→ **DATA FOR ANALYSIS**:
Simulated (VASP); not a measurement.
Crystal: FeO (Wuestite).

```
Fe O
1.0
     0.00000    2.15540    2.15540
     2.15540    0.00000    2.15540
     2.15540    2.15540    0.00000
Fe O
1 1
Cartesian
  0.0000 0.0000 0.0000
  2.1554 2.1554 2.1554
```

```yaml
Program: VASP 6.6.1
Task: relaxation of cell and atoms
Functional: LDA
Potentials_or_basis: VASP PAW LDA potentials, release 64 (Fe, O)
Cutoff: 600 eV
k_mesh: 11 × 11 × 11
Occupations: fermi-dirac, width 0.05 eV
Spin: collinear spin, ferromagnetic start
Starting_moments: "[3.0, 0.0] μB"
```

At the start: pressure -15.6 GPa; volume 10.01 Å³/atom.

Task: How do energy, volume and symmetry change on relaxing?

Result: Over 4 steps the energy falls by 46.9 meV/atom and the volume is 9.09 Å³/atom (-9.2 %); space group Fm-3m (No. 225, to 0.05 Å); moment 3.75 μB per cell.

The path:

→ **ACTION ITEM**:
Having read the material, set all of it down again without a single difference.

→ **TASK ANSWER**:
Simulated (VASP); not a measurement.
Crystal: FeO (Wuestite).

```
Fe O
1.0
     0.00000    2.15540    2.15540
     2.15540    0.00000    2.15540
     2.15540    2.15540    0.00000
Fe O
1 1
Cartesian
  0.0000 0.0000 0.0000
  2.1554 2.1554 2.1554
```

```yaml
Program: VASP 6.6.1
Task: relaxation of cell and atoms
Functional: LDA
Potentials_or_basis: VASP PAW LDA potentials, release 64 (Fe, O)
Cutoff: 600 eV
k_mesh: 11 × 11 × 11
Occupations: fermi-dirac, width 0.05 eV
Spin: collinear spin, ferromagnetic start
Starting_moments: "[3.0, 0.0] μB"
```

At the start: pressure -15.6 GPa; volume 10.01 Å³/atom.

Task: How do energy, volume and symmetry change on relaxing?

Result: Over 4 steps the energy falls by 46.9 meV/atom and the volume is 9.09 Å³/atom (-9.2 %); space group Fm-3m (No. 225, to 0.05 Å); moment 3.75 μB per cell.

The path:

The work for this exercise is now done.